== REQUIRED ACTION ==
Return only what lies between the first line of the entries and the line containing "the same quantities?", both lines included.

____ DATA TO EXAMINE

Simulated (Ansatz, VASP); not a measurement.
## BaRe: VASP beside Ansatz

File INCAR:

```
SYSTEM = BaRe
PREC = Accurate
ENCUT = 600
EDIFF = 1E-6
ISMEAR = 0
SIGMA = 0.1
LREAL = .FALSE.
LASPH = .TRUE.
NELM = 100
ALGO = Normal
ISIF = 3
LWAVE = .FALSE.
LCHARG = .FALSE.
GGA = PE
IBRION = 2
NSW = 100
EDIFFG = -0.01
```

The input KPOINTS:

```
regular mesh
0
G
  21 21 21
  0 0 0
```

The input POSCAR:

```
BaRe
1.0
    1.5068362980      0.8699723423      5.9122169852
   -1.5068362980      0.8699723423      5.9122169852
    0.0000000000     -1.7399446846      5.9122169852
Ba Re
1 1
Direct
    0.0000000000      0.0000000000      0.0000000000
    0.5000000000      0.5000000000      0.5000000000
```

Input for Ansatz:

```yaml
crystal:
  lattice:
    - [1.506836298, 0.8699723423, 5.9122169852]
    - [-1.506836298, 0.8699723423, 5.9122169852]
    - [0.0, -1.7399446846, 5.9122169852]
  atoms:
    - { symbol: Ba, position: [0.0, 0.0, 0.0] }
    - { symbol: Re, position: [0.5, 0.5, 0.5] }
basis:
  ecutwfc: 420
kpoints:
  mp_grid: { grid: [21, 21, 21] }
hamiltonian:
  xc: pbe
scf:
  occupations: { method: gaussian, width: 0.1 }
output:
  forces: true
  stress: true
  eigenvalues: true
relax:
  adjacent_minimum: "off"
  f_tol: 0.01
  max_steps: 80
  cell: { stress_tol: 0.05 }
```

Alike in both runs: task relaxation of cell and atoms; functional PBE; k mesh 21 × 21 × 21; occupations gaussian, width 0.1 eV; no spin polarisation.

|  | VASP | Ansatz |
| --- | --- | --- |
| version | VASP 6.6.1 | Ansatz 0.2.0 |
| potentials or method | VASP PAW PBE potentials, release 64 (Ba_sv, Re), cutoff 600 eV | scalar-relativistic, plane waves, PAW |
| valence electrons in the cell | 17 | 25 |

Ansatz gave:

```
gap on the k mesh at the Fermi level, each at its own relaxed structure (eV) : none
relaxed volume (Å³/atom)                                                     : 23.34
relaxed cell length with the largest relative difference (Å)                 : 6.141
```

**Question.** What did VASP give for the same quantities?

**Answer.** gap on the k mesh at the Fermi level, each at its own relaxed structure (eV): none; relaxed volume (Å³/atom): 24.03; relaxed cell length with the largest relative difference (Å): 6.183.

________

== TASK SOLUTION ==
Simulated (Ansatz, VASP); not a measurement.
## BaRe: VASP beside Ansatz

File INCAR:

```
SYSTEM = BaRe
PREC = Accurate
ENCUT = 600
EDIFF = 1E-6
ISMEAR = 0
SIGMA = 0.1
LREAL = .FALSE.
LASPH = .TRUE.
NELM = 100
ALGO = Normal
ISIF = 3
LWAVE = .FALSE.
LCHARG = .FALSE.
GGA = PE
IBRION = 2
NSW = 100
EDIFFG = -0.01
```

The input KPOINTS:

```
regular mesh
0
G
  21 21 21
  0 0 0
```

The input POSCAR:

```
BaRe
1.0
    1.5068362980      0.8699723423      5.9122169852
   -1.5068362980      0.8699723423      5.9122169852
    0.0000000000     -1.7399446846      5.9122169852
Ba Re
1 1
Direct
    0.0000000000      0.0000000000      0.0000000000
    0.5000000000      0.5000000000      0.5000000000
```

Input for Ansatz:

```yaml
crystal:
  lattice:
    - [1.506836298, 0.8699723423, 5.9122169852]
    - [-1.506836298, 0.8699723423, 5.9122169852]
    - [0.0, -1.7399446846, 5.9122169852]
  atoms:
    - { symbol: Ba, position: [0.0, 0.0, 0.0] }
    - { symbol: Re, position: [0.5, 0.5, 0.5] }
basis:
  ecutwfc: 420
kpoints:
  mp_grid: { grid: [21, 21, 21] }
hamiltonian:
  xc: pbe
scf:
  occupations: { method: gaussian, width: 0.1 }
output:
  forces: true
  stress: true
  eigenvalues: true
relax:
  adjacent_minimum: "off"
  f_tol: 0.01
  max_steps: 80
  cell: { stress_tol: 0.05 }
```

Alike in both runs: task relaxation of cell and atoms; functional PBE; k mesh 21 × 21 × 21; occupations gaussian, width 0.1 eV; no spin polarisation.

|  | VASP | Ansatz |
| --- | --- | --- |
| version | VASP 6.6.1 | Ansatz 0.2.0 |
| potentials or method | VASP PAW PBE potentials, release 64 (Ba_sv, Re), cutoff 600 eV | scalar-relativistic, plane waves, PAW |
| valence electrons in the cell | 17 | 25 |

Ansatz gave:

```
gap on the k mesh at the Fermi level, each at its own relaxed structure (eV) : none
relaxed volume (Å³/atom)                                                     : 23.34
relaxed cell length with the largest relative difference (Å)                 : 6.141
```

**Question.** What did VASP give for the same quantities?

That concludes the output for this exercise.